++++++

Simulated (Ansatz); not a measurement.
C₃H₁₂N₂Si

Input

++++++

_Work task_
Your job is to give the data above again exactly, in full.

_Exercise output_
Simulated (Ansatz); not a measurement.
C₃H₁₂N₂Si

Input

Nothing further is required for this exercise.